Top of Supplied entries
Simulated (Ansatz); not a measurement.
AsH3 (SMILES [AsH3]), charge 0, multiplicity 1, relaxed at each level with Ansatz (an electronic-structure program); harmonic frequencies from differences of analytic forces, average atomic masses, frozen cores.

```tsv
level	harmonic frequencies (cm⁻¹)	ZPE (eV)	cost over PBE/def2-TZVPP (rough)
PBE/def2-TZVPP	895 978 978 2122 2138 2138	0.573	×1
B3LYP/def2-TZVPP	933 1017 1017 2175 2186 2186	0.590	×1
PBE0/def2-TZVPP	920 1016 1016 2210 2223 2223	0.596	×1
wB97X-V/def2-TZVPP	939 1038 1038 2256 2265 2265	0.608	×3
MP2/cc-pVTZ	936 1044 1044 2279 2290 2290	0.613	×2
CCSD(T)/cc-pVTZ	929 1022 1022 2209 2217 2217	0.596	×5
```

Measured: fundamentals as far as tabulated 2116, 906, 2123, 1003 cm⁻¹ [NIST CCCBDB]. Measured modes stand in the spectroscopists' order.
Bottom of Supplied entries

Work item :: Transcribe each entry exactly.

Exercise answer ::
Simulated (Ansatz); not a measurement.
AsH3 (SMILES [AsH3]), charge 0, multiplicity 1, relaxed at each level with Ansatz (an electronic-structure program); harmonic frequencies from differences of analytic forces, average atomic masses, frozen cores.

```tsv
level	harmonic frequencies (cm⁻¹)	ZPE (eV)	cost over PBE/def2-TZVPP (rough)
PBE/def2-TZVPP	895 978 978 2122 2138 2138	0.573	×1
B3LYP/def2-TZVPP	933 1017 1017 2175 2186 2186	0.590	×1
PBE0/def2-TZVPP	920 1016 1016 2210 2223 2223	0.596	×1
wB97X-V/def2-TZVPP	939 1038 1038 2256 2265 2265	0.608	×3
MP2/cc-pVTZ	936 1044 1044 2279 2290 2290	0.613	×2
CCSD(T)/cc-pVTZ	929 1022 1022 2209 2217 2217	0.596	×5
```

Measured: fundamentals as far as tabulated 2116, 906, 2123, 1003 cm⁻¹ [NIST CCCBDB]. Measured modes stand in the spectroscopists' order.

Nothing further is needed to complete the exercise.